## [Required action]
Each entry below is to be duplicated verbatim.

## [Study material]
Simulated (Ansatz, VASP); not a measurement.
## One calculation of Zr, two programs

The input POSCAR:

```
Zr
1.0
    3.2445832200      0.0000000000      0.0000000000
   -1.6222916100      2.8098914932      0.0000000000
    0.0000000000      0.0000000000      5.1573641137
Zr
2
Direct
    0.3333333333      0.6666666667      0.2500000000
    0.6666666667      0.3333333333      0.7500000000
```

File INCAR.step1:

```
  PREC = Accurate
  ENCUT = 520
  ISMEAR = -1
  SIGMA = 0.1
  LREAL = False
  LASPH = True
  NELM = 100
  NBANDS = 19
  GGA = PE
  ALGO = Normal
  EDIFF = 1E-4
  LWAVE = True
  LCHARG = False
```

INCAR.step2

## [Task answer]
Simulated (Ansatz, VASP); not a measurement.
## One calculation of Zr, two programs

The input POSCAR:

```
Zr
1.0
    3.2445832200      0.0000000000      0.0000000000
   -1.6222916100      2.8098914932      0.0000000000
    0.0000000000      0.0000000000      5.1573641137
Zr
2
Direct
    0.3333333333      0.6666666667      0.2500000000
    0.6666666667      0.3333333333      0.7500000000
```

File INCAR.step1:

```
  PREC = Accurate
  ENCUT = 520
  ISMEAR = -1
  SIGMA = 0.1
  LREAL = False
  LASPH = True
  NELM = 100
  NBANDS = 19
  GGA = PE
  ALGO = Normal
  EDIFF = 1E-4
  LWAVE = True
  LCHARG = False
```

INCAR.step2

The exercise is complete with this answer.